Give an exact reproduction of all the lines in the listing.

BEGIN STORED DATA
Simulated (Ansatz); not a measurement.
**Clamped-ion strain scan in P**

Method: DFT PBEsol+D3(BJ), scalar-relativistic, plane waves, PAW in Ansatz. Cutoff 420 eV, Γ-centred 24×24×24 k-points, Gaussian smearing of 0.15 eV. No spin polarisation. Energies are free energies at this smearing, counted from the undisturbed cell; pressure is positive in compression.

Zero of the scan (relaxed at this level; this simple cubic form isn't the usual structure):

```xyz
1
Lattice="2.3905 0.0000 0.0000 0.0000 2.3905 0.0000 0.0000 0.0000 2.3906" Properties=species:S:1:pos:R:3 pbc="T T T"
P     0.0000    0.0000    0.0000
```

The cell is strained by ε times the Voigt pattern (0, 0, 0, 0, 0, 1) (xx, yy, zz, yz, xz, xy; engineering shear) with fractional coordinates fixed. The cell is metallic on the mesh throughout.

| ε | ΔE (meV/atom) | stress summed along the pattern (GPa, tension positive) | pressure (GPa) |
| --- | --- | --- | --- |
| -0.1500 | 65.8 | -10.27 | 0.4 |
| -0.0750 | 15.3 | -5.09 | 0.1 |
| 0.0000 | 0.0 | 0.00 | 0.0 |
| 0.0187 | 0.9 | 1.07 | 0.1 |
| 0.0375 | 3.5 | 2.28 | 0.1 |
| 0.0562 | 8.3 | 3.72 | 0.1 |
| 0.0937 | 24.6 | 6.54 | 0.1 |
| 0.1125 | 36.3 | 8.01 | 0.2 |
END STORED DATA

* _ANSWER SPACE_:
Simulated (Ansatz); not a measurement.
**Clamped-ion strain scan in P**

Method: DFT PBEsol+D3(BJ), scalar-relativistic, plane waves, PAW in Ansatz. Cutoff 420 eV, Γ-centred 24×24×24 k-points, Gaussian smearing of 0.15 eV. No spin polarisation. Energies are free energies at this smearing, counted from the undisturbed cell; pressure is positive in compression.

Zero of the scan (relaxed at this level; this simple cubic form isn't the usual structure):

```xyz
1
Lattice="2.3905 0.0000 0.0000 0.0000 2.3905 0.0000 0.0000 0.0000 2.3906" Properties=species:S:1:pos:R:3 pbc="T T T"
P     0.0000    0.0000    0.0000
```

The cell is strained by ε times the Voigt pattern (0, 0, 0, 0, 0, 1) (xx, yy, zz, yz, xz, xy; engineering shear) with fractional coordinates fixed. The cell is metallic on the mesh throughout.

| ε | ΔE (meV/atom) | stress summed along the pattern (GPa, tension positive) | pressure (GPa) |
| --- | --- | --- | --- |
| -0.1500 | 65.8 | -10.27 | 0.4 |
| -0.0750 | 15.3 | -5.09 | 0.1 |
| 0.0000 | 0.0 | 0.00 | 0.0 |
| 0.0187 | 0.9 | 1.07 | 0.1 |
| 0.0375 | 3.5 | 2.28 | 0.1 |
| 0.0562 | 8.3 | 3.72 | 0.1 |
| 0.0937 | 24.6 | 6.54 | 0.1 |
| 0.1125 | 36.3 | 8.01 | 0.2 |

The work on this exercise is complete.